** Work instruction **
From the line with "Answer: 18.7 GPa." to the line with "Answer: Zero (bands", retype every line exactly, including those two, and leave out the rest of the data below.

** Provided material **
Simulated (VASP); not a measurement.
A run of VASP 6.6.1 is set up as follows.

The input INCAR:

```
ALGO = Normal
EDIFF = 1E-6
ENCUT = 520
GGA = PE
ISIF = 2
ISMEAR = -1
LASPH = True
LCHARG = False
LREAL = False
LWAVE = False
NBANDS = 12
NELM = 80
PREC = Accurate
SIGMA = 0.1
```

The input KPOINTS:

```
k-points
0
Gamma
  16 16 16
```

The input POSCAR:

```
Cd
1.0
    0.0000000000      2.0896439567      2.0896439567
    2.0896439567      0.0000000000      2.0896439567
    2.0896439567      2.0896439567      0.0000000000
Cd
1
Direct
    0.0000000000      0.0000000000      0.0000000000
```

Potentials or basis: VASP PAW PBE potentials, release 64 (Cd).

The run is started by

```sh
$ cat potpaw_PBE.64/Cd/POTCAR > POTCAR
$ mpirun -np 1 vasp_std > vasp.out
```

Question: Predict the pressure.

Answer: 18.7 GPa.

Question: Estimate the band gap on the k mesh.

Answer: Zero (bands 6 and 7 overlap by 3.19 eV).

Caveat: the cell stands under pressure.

** Reply **
Answer: 18.7 GPa.

Question: Estimate the band gap on the k mesh.

Answer: Zero (bands 6 and 7 overlap by 3.19 eV).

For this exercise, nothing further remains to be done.